┌──

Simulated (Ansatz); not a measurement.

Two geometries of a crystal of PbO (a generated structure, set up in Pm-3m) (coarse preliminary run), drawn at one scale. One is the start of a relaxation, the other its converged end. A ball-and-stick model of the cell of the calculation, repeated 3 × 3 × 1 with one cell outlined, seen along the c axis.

└──

» WORK INSTRUCTION: Please set down all of the data above again, matching it exactly.

» WRITTEN RESPONSE:
Simulated (Ansatz); not a measurement.

Two geometries of a crystal of PbO (a generated structure, set up in Pm-3m) (coarse preliminary run), drawn at one scale. One is the start of a relaxation, the other its converged end. A ball-and-stick model of the cell of the calculation, repeated 3 × 3 × 1 with one cell outlined, seen along the c axis.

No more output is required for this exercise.